> _Required action_:
Set down the lines below exactly as they stand, please. Go from the first through the one containing "This script drives Ansatz's Python interface.".

> _Entries supplied_:
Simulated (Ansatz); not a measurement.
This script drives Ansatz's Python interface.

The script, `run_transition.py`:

> _Solution_:
Simulated (Ansatz); not a measurement.
This script drives Ansatz's Python interface.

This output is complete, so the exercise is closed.